☆ ☆ ☆ ☆ ☆ ☆ ☆

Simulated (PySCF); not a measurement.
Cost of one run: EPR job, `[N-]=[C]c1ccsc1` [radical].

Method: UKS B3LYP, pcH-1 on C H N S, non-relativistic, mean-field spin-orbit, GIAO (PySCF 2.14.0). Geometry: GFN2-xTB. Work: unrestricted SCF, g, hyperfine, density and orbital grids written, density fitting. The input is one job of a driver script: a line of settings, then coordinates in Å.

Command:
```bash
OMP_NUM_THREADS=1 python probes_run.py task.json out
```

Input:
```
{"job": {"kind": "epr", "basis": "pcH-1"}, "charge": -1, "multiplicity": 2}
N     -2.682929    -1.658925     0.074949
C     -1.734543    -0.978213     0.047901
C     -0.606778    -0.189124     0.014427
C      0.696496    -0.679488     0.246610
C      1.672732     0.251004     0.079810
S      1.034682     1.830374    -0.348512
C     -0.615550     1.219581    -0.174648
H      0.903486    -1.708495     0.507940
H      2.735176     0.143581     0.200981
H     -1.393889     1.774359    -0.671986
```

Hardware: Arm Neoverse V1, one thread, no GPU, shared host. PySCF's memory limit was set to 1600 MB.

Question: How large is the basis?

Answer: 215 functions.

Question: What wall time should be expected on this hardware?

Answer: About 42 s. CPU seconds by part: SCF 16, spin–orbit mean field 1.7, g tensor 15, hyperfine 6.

☆ ☆ ☆ ☆ ☆ ☆ ☆

> [Work item]:
Could you retype exactly the lines above, starting at the line that contains "Question: How large is the basis?" and ending at the line that contains "Question: What wall", and nothing more?

> [Answer area]:
Question: How large is the basis?

Answer: 215 functions.

Question: What wall time should be expected on this hardware?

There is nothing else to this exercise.